>>
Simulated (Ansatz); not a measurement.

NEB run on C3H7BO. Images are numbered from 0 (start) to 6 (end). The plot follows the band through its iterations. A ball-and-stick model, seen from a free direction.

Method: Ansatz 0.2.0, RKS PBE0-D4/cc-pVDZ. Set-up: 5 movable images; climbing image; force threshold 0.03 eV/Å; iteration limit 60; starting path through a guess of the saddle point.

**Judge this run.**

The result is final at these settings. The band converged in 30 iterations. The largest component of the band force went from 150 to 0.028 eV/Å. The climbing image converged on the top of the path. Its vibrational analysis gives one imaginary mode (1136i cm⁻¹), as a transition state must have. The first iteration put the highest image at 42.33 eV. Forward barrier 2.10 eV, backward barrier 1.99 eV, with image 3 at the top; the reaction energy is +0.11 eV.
<<

§ WORK ORDER
Repeat the data. Every word must match.

§ ANSWER BOX
Simulated (Ansatz); not a measurement.

NEB run on C3H7BO. Images are numbered from 0 (start) to 6 (end). The plot follows the band through its iterations. A ball-and-stick model, seen from a free direction.

Method: Ansatz 0.2.0, RKS PBE0-D4/cc-pVDZ. Set-up: 5 movable images; climbing image; force threshold 0.03 eV/Å; iteration limit 60; starting path through a guess of the saddle point.

**Judge this run.**

The result is final at these settings. The band converged in 30 iterations. The largest component of the band force went from 150 to 0.028 eV/Å. The climbing image converged on the top of the path. Its vibrational analysis gives one imaginary mode (1136i cm⁻¹), as a transition state must have. The first iteration put the highest image at 42.33 eV. Forward barrier 2.10 eV, backward barrier 1.99 eV, with image 3 at the top; the reaction energy is +0.11 eV.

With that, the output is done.